++++ Supplied records
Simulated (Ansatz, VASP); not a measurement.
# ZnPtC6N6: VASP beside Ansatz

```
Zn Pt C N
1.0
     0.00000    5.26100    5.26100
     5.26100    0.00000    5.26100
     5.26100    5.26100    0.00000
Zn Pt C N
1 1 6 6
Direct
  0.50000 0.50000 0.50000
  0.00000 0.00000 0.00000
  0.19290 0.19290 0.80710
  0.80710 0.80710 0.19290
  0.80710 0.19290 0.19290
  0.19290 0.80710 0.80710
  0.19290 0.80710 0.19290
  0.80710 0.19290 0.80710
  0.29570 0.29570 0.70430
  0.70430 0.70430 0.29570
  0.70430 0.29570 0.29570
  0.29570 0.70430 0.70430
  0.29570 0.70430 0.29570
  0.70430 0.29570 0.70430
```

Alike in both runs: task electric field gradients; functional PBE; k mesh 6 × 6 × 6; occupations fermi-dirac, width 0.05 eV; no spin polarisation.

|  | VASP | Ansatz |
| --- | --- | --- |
++++++++

Work task ->
The records above should be set down again word for word.

Your solution ->
Simulated (Ansatz, VASP); not a measurement.
# ZnPtC6N6: VASP beside Ansatz

```
Zn Pt C N
1.0
     0.00000    5.26100    5.26100
     5.26100    0.00000    5.26100
     5.26100    5.26100    0.00000
Zn Pt C N
1 1 6 6
Direct
  0.50000 0.50000 0.50000
  0.00000 0.00000 0.00000
  0.19290 0.19290 0.80710
  0.80710 0.80710 0.19290
  0.80710 0.19290 0.19290
  0.19290 0.80710 0.80710
  0.19290 0.80710 0.19290
  0.80710 0.19290 0.80710
  0.29570 0.29570 0.70430
  0.70430 0.70430 0.29570
  0.70430 0.29570 0.29570
  0.29570 0.70430 0.70430
  0.29570 0.70430 0.29570
  0.70430 0.29570 0.70430
```

Alike in both runs: task electric field gradients; functional PBE; k mesh 6 × 6 × 6; occupations fermi-dirac, width 0.05 eV; no spin polarisation.

|  | VASP | Ansatz |
| --- | --- | --- |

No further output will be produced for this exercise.